▶ _DATA EXCERPTS_:
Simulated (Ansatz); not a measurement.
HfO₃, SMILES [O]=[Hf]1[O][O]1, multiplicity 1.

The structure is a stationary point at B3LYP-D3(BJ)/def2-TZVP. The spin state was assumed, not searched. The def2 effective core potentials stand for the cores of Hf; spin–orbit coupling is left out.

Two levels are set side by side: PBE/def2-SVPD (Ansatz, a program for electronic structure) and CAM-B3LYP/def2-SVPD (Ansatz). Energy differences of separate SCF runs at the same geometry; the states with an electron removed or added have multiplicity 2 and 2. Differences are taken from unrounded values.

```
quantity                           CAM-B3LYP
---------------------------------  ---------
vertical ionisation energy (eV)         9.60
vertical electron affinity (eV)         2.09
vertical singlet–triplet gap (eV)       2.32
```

▶ _REQUIREMENT_: Set all of the records down again, exactly as they stand.

▶ _WRITTEN REPLY_:
Simulated (Ansatz); not a measurement.
HfO₃, SMILES [O]=[Hf]1[O][O]1, multiplicity 1.

The structure is a stationary point at B3LYP-D3(BJ)/def2-TZVP. The spin state was assumed, not searched. The def2 effective core potentials stand for the cores of Hf; spin–orbit coupling is left out.

Two levels are set side by side: PBE/def2-SVPD (Ansatz, a program for electronic structure) and CAM-B3LYP/def2-SVPD (Ansatz). Energy differences of separate SCF runs at the same geometry; the states with an electron removed or added have multiplicity 2 and 2. Differences are taken from unrounded values.

```
quantity                           CAM-B3LYP
---------------------------------  ---------
vertical ionisation energy (eV)         9.60
vertical electron affinity (eV)         2.09
vertical singlet–triplet gap (eV)       2.32
```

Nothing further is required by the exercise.